+ + + + +
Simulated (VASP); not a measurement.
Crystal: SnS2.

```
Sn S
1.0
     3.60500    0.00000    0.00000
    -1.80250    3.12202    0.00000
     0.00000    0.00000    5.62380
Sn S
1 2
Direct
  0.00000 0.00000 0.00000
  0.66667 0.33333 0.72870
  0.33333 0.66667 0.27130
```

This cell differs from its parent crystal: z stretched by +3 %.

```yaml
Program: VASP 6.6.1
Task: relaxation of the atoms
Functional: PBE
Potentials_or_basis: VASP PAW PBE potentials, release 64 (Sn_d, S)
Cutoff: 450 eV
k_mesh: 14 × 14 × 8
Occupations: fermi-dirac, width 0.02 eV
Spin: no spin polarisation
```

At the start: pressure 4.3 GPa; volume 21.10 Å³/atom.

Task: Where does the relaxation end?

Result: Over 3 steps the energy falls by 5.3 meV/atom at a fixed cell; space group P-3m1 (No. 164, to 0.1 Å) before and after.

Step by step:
+ + + + +

- [Work task]:
What is asked for is an exact copy of the lines above from the one containing "Task: Where does the relaxation end?" through the one containing "Result: Over 3", and only those.

- [Answer box]:
Task: Where does the relaxation end?

Result: Over 3 steps the energy falls by 5.3 meV/atom at a fixed cell; space group P-3m1 (No. 164, to 0.1 Å) before and after.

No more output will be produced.